ACTIVITY
For the material below, output exactly the span from the line with "(eV) | none |" to the line with "the smearing closes.", including both, and nothing besides.

PROVIDED DATA
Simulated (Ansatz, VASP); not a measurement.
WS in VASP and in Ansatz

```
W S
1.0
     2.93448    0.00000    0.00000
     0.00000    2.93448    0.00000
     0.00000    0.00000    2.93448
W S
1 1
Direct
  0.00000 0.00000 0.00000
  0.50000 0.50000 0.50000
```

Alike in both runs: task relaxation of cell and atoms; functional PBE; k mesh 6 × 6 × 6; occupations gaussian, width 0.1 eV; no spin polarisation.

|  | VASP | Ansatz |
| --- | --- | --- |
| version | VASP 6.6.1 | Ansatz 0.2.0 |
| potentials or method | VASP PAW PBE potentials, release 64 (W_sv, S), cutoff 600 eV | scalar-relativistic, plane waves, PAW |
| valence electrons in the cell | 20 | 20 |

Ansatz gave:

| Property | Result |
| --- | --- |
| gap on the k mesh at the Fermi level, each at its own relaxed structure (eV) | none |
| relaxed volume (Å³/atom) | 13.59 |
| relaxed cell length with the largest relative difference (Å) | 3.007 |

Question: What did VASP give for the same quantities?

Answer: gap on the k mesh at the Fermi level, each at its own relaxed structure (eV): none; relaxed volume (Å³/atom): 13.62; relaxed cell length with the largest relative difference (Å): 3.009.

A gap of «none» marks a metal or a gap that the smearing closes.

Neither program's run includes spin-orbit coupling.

EXERCISE RESULT
| gap on the k mesh at the Fermi level, each at its own relaxed structure (eV) | none |
| relaxed volume (Å³/atom) | 13.59 |
| relaxed cell length with the largest relative difference (Å) | 3.007 |

Question: What did VASP give for the same quantities?

Answer: gap on the k mesh at the Fermi level, each at its own relaxed structure (eV): none; relaxed volume (Å³/atom): 13.62; relaxed cell length with the largest relative difference (Å): 3.009.

A gap of «none» marks a metal or a gap that the smearing closes.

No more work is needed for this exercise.